**Brief**
Only the lines from the top of the following listing through the line with "proportion (Å): 2.818." belong in your answer, exactly as written.

┌────────

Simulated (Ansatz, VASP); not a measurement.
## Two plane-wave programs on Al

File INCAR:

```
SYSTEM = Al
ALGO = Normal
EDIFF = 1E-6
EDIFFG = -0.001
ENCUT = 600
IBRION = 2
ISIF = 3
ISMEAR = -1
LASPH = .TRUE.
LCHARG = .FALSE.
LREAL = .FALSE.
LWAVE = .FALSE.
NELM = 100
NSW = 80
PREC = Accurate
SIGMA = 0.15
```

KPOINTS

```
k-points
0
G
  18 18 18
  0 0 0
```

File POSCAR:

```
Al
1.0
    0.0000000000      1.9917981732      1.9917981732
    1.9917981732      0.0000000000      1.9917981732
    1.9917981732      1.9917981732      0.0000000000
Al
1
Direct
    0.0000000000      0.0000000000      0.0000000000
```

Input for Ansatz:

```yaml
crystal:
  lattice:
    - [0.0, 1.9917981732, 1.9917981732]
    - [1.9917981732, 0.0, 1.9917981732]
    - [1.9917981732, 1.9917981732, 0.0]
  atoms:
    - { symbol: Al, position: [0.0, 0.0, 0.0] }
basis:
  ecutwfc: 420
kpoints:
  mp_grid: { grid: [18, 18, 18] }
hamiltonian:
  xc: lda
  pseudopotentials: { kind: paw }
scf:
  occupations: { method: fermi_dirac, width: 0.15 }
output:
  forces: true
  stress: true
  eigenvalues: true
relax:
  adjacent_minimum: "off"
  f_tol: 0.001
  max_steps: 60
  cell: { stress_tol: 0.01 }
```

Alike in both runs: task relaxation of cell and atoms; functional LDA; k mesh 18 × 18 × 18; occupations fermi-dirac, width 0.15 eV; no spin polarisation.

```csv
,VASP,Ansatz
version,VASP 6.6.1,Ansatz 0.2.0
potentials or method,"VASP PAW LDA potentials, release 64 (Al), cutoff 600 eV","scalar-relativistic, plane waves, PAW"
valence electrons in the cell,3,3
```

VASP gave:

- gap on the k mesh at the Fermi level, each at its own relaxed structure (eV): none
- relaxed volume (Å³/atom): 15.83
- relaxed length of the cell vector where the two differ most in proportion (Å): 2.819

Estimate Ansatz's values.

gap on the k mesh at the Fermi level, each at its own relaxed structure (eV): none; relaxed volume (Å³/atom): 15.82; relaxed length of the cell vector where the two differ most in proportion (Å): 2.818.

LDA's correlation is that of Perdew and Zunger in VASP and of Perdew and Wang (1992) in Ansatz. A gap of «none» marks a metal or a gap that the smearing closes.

└────────

**Response area**
Simulated (Ansatz, VASP); not a measurement.
## Two plane-wave programs on Al

File INCAR:

```
SYSTEM = Al
ALGO = Normal
EDIFF = 1E-6
EDIFFG = -0.001
ENCUT = 600
IBRION = 2
ISIF = 3
ISMEAR = -1
LASPH = .TRUE.
LCHARG = .FALSE.
LREAL = .FALSE.
LWAVE = .FALSE.
NELM = 100
NSW = 80
PREC = Accurate
SIGMA = 0.15
```

KPOINTS

```
k-points
0
G
  18 18 18
  0 0 0
```

File POSCAR:

```
Al
1.0
    0.0000000000      1.9917981732      1.9917981732
    1.9917981732      0.0000000000      1.9917981732
    1.9917981732      1.9917981732      0.0000000000
Al
1
Direct
    0.0000000000      0.0000000000      0.0000000000
```

Input for Ansatz:

```yaml
crystal:
  lattice:
    - [0.0, 1.9917981732, 1.9917981732]
    - [1.9917981732, 0.0, 1.9917981732]
    - [1.9917981732, 1.9917981732, 0.0]
  atoms:
    - { symbol: Al, position: [0.0, 0.0, 0.0] }
basis:
  ecutwfc: 420
kpoints:
  mp_grid: { grid: [18, 18, 18] }
hamiltonian:
  xc: lda
  pseudopotentials: { kind: paw }
scf:
  occupations: { method: fermi_dirac, width: 0.15 }
output:
  forces: true
  stress: true
  eigenvalues: true
relax:
  adjacent_minimum: "off"
  f_tol: 0.001
  max_steps: 60
  cell: { stress_tol: 0.01 }
```

Alike in both runs: task relaxation of cell and atoms; functional LDA; k mesh 18 × 18 × 18; occupations fermi-dirac, width 0.15 eV; no spin polarisation.

```csv
,VASP,Ansatz
version,VASP 6.6.1,Ansatz 0.2.0
potentials or method,"VASP PAW LDA potentials, release 64 (Al), cutoff 600 eV","scalar-relativistic, plane waves, PAW"
valence electrons in the cell,3,3
```

VASP gave:

- gap on the k mesh at the Fermi level, each at its own relaxed structure (eV): none
- relaxed volume (Å³/atom): 15.83
- relaxed length of the cell vector where the two differ most in proportion (Å): 2.819

Estimate Ansatz's values.

gap on the k mesh at the Fermi level, each at its own relaxed structure (eV): none; relaxed volume (Å³/atom): 15.82; relaxed length of the cell vector where the two differ most in proportion (Å): 2.818.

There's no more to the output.